▸ Work task:
Your task is to copy the stretch of lines in the records below that begins with the line containing "Caveats: the commensurate" and ends with the line containing "Ansatz's runs of", exactly as written, with nothing added.

- Opening Delimiter -

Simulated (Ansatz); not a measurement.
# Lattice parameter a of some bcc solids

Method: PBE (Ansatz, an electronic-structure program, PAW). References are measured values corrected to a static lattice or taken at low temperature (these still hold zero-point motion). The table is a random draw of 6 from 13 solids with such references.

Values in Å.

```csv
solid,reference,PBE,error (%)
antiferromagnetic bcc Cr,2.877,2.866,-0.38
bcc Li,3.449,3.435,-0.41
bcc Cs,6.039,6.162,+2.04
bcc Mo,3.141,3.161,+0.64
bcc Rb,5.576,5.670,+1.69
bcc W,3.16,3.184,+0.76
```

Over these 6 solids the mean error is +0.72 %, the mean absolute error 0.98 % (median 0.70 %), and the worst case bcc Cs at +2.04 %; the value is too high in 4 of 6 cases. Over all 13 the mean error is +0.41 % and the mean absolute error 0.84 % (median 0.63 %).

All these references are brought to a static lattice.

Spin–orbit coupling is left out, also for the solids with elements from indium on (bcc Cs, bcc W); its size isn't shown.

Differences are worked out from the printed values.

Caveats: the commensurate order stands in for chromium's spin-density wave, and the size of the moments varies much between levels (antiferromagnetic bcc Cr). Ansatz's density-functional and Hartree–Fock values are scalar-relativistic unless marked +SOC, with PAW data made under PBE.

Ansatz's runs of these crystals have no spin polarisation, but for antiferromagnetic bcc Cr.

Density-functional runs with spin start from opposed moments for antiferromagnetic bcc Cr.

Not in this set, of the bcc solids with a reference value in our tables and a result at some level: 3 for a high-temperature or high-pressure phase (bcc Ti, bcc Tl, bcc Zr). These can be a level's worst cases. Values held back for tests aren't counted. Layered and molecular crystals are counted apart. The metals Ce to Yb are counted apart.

- Closing Delimiter -

▸ Response box:
Caveats: the commensurate order stands in for chromium's spin-density wave, and the size of the moments varies much between levels (antiferromagnetic bcc Cr). Ansatz's density-functional and Hartree–Fock values are scalar-relativistic unless marked +SOC, with PAW data made under PBE.

Ansatz's runs of these crystals have no spin polarisation, but for antiferromagnetic bcc Cr.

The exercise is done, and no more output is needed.